*** Record set Section Begins ***

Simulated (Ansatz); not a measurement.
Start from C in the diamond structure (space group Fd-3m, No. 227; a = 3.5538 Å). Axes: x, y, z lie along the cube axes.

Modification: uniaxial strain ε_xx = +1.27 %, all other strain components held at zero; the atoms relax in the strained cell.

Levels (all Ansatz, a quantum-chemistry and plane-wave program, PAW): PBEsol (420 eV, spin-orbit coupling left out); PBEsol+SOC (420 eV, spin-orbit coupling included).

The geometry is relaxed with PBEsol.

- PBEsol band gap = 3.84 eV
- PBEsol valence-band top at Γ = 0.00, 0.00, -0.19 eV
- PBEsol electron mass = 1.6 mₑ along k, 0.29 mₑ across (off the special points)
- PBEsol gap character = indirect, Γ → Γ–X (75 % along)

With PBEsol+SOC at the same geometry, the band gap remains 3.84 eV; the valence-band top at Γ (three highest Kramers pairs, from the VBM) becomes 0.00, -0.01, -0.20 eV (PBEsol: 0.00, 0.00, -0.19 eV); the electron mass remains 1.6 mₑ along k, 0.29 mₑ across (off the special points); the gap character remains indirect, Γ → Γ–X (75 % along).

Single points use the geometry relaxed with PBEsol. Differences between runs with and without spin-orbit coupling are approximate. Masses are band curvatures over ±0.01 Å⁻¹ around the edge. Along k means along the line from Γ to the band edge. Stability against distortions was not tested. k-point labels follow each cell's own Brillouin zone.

*** Record set Section Ends ***

- _Exercise_:
Return, with no change at all, every line in the entries above from the line containing "Levels (all Ansatz, a" through the line containing "With PBEsol+SOC at".

- _Exercise result_:
Levels (all Ansatz, a quantum-chemistry and plane-wave program, PAW): PBEsol (420 eV, spin-orbit coupling left out); PBEsol+SOC (420 eV, spin-orbit coupling included).

The geometry is relaxed with PBEsol.

- PBEsol band gap = 3.84 eV
- PBEsol valence-band top at Γ = 0.00, 0.00, -0.19 eV
- PBEsol electron mass = 1.6 mₑ along k, 0.29 mₑ across (off the special points)
- PBEsol gap character = indirect, Γ → Γ–X (75 % along)

With PBEsol+SOC at the same geometry, the band gap remains 3.84 eV; the valence-band top at Γ (three highest Kramers pairs, from the VBM) becomes 0.00, -0.01, -0.20 eV (PBEsol: 0.00, 0.00, -0.19 eV); the electron mass remains 1.6 mₑ along k, 0.29 mₑ across (off the special points); the gap character remains indirect, Γ → Γ–X (75 % along).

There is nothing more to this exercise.